**Data extract:**
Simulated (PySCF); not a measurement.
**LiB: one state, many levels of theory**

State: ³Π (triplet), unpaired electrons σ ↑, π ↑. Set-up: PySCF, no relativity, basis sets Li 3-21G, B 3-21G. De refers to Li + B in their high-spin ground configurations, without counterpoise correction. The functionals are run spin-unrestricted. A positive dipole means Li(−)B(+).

**Task item:** Print every record exactly as written.

**Exercise response:**
Simulated (PySCF); not a measurement.
**LiB: one state, many levels of theory**

State: ³Π (triplet), unpaired electrons σ ↑, π ↑. Set-up: PySCF, no relativity, basis sets Li 3-21G, B 3-21G. De refers to Li + B in their high-spin ground configurations, without counterpoise correction. The functionals are run spin-unrestricted. A positive dipole means Li(−)B(+).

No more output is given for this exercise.